- - - -

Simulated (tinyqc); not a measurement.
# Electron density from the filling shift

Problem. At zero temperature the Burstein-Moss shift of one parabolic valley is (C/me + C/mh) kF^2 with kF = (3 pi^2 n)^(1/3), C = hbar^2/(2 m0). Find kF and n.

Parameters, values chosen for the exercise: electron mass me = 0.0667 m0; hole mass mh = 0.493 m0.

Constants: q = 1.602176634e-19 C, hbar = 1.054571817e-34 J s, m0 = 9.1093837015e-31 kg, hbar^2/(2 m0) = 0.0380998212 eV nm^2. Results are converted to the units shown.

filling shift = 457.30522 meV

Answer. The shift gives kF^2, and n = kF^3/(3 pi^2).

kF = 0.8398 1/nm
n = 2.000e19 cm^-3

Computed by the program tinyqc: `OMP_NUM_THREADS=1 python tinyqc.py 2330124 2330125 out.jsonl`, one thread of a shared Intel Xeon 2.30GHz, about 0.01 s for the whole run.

- - - -

# Assigned task
Start at the first line of the entries and stop at the line with "n = 2.000e19 cm^-3". Retype each of those lines exactly, both ends included.

# Exercise result
Simulated (tinyqc); not a measurement.
# Electron density from the filling shift

Problem. At zero temperature the Burstein-Moss shift of one parabolic valley is (C/me + C/mh) kF^2 with kF = (3 pi^2 n)^(1/3), C = hbar^2/(2 m0). Find kF and n.

Parameters, values chosen for the exercise: electron mass me = 0.0667 m0; hole mass mh = 0.493 m0.

Constants: q = 1.602176634e-19 C, hbar = 1.054571817e-34 J s, m0 = 9.1093837015e-31 kg, hbar^2/(2 m0) = 0.0380998212 eV nm^2. Results are converted to the units shown.

filling shift = 457.30522 meV

Answer. The shift gives kF^2, and n = kF^3/(3 pi^2).

kF = 0.8398 1/nm
n = 2.000e19 cm^-3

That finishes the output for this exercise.